- _Stored data_:
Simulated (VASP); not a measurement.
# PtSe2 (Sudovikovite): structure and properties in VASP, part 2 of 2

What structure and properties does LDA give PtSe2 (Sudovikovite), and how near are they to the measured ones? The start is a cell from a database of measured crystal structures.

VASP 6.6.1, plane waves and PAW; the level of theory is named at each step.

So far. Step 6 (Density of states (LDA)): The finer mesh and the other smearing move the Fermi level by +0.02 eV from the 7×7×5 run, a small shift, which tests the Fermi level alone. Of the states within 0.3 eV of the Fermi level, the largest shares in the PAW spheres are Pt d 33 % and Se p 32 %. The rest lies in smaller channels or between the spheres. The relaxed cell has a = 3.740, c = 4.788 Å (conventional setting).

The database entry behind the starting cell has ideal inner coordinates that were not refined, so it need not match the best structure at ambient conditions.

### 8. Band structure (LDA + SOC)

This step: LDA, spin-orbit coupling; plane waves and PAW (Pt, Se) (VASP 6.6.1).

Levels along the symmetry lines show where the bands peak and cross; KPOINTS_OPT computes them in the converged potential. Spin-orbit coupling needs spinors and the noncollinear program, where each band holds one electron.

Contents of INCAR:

- _Action item_:
Copy every line of the data above exactly.

- _Solution_:
Simulated (VASP); not a measurement.
# PtSe2 (Sudovikovite): structure and properties in VASP, part 2 of 2

What structure and properties does LDA give PtSe2 (Sudovikovite), and how near are they to the measured ones? The start is a cell from a database of measured crystal structures.

VASP 6.6.1, plane waves and PAW; the level of theory is named at each step.

So far. Step 6 (Density of states (LDA)): The finer mesh and the other smearing move the Fermi level by +0.02 eV from the 7×7×5 run, a small shift, which tests the Fermi level alone. Of the states within 0.3 eV of the Fermi level, the largest shares in the PAW spheres are Pt d 33 % and Se p 32 %. The rest lies in smaller channels or between the spheres. The relaxed cell has a = 3.740, c = 4.788 Å (conventional setting).

The database entry behind the starting cell has ideal inner coordinates that were not refined, so it need not match the best structure at ambient conditions.

### 8. Band structure (LDA + SOC)

This step: LDA, spin-orbit coupling; plane waves and PAW (Pt, Se) (VASP 6.6.1).

Levels along the symmetry lines show where the bands peak and cross; KPOINTS_OPT computes them in the converged potential. Spin-orbit coupling needs spinors and the noncollinear program, where each band holds one electron.

Contents of INCAR:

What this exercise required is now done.